ACTION ITEM ::
Each entry is to be retyped exactly as it stands.

RECORDED DATA ::
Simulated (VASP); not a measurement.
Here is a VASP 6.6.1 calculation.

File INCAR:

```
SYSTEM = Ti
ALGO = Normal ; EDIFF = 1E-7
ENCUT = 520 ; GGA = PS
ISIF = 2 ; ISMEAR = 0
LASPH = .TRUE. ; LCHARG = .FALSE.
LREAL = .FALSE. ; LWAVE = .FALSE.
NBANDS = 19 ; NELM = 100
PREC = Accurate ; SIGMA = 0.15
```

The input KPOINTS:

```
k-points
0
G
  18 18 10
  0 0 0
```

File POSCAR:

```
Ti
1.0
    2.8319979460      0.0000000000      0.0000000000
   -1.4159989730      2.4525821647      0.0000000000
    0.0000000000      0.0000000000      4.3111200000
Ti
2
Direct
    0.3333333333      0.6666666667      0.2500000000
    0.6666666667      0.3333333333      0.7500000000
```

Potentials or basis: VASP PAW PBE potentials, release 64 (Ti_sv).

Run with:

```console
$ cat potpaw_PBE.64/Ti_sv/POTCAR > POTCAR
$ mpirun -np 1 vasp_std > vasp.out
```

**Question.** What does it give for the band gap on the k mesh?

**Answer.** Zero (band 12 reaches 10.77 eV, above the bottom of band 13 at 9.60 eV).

TASK ANSWER ::
Simulated (VASP); not a measurement.
Here is a VASP 6.6.1 calculation.

File INCAR:

```
SYSTEM = Ti
ALGO = Normal ; EDIFF = 1E-7
ENCUT = 520 ; GGA = PS
ISIF = 2 ; ISMEAR = 0
LASPH = .TRUE. ; LCHARG = .FALSE.
LREAL = .FALSE. ; LWAVE = .FALSE.
NBANDS = 19 ; NELM = 100
PREC = Accurate ; SIGMA = 0.15
```

The input KPOINTS:

```
k-points
0
G
  18 18 10
  0 0 0
```

File POSCAR:

```
Ti
1.0
    2.8319979460      0.0000000000      0.0000000000
   -1.4159989730      2.4525821647      0.0000000000
    0.0000000000      0.0000000000      4.3111200000
Ti
2
Direct
    0.3333333333      0.6666666667      0.2500000000
    0.6666666667      0.3333333333      0.7500000000
```

Potentials or basis: VASP PAW PBE potentials, release 64 (Ti_sv).

Run with:

```console
$ cat potpaw_PBE.64/Ti_sv/POTCAR > POTCAR
$ mpirun -np 1 vasp_std > vasp.out
```

**Question.** What does it give for the band gap on the k mesh?

**Answer.** Zero (band 12 reaches 10.77 eV, above the bottom of band 13 at 9.60 eV).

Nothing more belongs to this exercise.